WORK TASK -> Reproduce the material that follows, keeping every line exactly as it is.

DATA FOR ANALYSIS ->
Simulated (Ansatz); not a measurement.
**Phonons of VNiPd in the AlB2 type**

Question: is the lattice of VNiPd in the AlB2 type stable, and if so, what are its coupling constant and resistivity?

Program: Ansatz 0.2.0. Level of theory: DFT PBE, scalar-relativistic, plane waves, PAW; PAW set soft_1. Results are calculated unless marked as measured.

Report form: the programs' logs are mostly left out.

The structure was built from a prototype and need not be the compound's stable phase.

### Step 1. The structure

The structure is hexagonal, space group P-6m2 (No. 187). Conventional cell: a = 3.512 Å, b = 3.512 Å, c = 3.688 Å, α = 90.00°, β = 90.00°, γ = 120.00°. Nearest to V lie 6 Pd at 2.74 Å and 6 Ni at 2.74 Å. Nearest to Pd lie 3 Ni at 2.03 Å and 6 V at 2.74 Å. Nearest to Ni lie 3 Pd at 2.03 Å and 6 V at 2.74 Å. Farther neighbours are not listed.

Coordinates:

RESPONSE BOX ->
Simulated (Ansatz); not a measurement.
**Phonons of VNiPd in the AlB2 type**

Question: is the lattice of VNiPd in the AlB2 type stable, and if so, what are its coupling constant and resistivity?

Program: Ansatz 0.2.0. Level of theory: DFT PBE, scalar-relativistic, plane waves, PAW; PAW set soft_1. Results are calculated unless marked as measured.

Report form: the programs' logs are mostly left out.

The structure was built from a prototype and need not be the compound's stable phase.

### Step 1. The structure

The structure is hexagonal, space group P-6m2 (No. 187). Conventional cell: a = 3.512 Å, b = 3.512 Å, c = 3.688 Å, α = 90.00°, β = 90.00°, γ = 120.00°. Nearest to V lie 6 Pd at 2.74 Å and 6 Ni at 2.74 Å. Nearest to Pd lie 3 Ni at 2.03 Å and 6 V at 2.74 Å. Nearest to Ni lie 3 Pd at 2.03 Å and 6 V at 2.74 Å. Farther neighbours are not listed.

Coordinates:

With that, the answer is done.